* [WORK INSTRUCTION]: Give back an exact copy of the lines below, from the first through the line with "Bonds of the"; please stop there.

* [DATA PROVIDED]:
──────

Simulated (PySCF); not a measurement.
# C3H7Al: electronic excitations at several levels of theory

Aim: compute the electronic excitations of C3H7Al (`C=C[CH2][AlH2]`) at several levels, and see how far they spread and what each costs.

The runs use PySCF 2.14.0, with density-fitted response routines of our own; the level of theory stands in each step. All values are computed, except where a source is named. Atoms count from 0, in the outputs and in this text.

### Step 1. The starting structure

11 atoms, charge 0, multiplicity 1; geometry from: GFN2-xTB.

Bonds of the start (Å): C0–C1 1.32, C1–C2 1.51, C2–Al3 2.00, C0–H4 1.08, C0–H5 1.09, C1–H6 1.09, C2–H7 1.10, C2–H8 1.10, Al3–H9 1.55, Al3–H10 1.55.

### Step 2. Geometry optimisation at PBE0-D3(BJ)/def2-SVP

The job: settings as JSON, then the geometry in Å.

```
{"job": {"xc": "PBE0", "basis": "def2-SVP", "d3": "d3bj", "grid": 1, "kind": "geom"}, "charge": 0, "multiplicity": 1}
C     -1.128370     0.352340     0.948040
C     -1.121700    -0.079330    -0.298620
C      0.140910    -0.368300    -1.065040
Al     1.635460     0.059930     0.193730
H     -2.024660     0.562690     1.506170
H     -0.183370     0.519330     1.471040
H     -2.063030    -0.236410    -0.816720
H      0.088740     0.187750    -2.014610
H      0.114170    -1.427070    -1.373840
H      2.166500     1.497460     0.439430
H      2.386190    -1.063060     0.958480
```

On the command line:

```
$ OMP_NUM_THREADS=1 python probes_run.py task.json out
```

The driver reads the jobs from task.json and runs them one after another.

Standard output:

──────

* [SOLUTION]:
Simulated (PySCF); not a measurement.
# C3H7Al: electronic excitations at several levels of theory

Aim: compute the electronic excitations of C3H7Al (`C=C[CH2][AlH2]`) at several levels, and see how far they spread and what each costs.

The runs use PySCF 2.14.0, with density-fitted response routines of our own; the level of theory stands in each step. All values are computed, except where a source is named. Atoms count from 0, in the outputs and in this text.

### Step 1. The starting structure

11 atoms, charge 0, multiplicity 1; geometry from: GFN2-xTB.

Bonds of the start (Å): C0–C1 1.32, C1–C2 1.51, C2–Al3 2.00, C0–H4 1.08, C0–H5 1.09, C1–H6 1.09, C2–H7 1.10, C2–H8 1.10, Al3–H9 1.55, Al3–H10 1.55.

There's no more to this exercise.